_Work task_.
Below are entries; print them exactly from the first line through the one containing "(1) At Γ (0.000, 0.000, 0.000)".

*** Opening of Data extract ***
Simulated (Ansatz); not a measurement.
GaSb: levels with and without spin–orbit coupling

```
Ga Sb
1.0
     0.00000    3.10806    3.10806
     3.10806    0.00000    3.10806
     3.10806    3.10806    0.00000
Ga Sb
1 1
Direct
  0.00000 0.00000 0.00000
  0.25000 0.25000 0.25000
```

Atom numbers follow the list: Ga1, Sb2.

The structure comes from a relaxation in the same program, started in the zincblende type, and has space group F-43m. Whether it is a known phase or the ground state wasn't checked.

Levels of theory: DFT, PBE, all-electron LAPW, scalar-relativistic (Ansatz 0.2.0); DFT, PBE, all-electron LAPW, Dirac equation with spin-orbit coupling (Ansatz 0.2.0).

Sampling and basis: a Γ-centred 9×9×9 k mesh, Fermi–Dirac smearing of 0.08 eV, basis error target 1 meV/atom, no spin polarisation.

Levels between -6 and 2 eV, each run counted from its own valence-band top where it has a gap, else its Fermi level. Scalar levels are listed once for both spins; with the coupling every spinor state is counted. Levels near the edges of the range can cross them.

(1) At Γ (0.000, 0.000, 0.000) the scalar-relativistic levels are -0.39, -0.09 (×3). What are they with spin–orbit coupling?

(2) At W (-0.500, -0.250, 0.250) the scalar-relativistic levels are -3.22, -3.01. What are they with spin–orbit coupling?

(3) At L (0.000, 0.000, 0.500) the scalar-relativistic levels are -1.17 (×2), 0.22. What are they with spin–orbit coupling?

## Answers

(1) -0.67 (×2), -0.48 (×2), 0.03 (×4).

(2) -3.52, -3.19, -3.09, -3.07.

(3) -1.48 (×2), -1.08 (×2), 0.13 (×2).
*** Close of Data extract ***

_Answer area_.
Simulated (Ansatz); not a measurement.
GaSb: levels with and without spin–orbit coupling

```
Ga Sb
1.0
     0.00000    3.10806    3.10806
     3.10806    0.00000    3.10806
     3.10806    3.10806    0.00000
Ga Sb
1 1
Direct
  0.00000 0.00000 0.00000
  0.25000 0.25000 0.25000
```

Atom numbers follow the list: Ga1, Sb2.

The structure comes from a relaxation in the same program, started in the zincblende type, and has space group F-43m. Whether it is a known phase or the ground state wasn't checked.

Levels of theory: DFT, PBE, all-electron LAPW, scalar-relativistic (Ansatz 0.2.0); DFT, PBE, all-electron LAPW, Dirac equation with spin-orbit coupling (Ansatz 0.2.0).

Sampling and basis: a Γ-centred 9×9×9 k mesh, Fermi–Dirac smearing of 0.08 eV, basis error target 1 meV/atom, no spin polarisation.

Levels between -6 and 2 eV, each run counted from its own valence-band top where it has a gap, else its Fermi level. Scalar levels are listed once for both spins; with the coupling every spinor state is counted. Levels near the edges of the range can cross them.

(1) At Γ (0.000, 0.000, 0.000) the scalar-relativistic levels are -0.39, -0.09 (×3). What are they with spin–orbit coupling?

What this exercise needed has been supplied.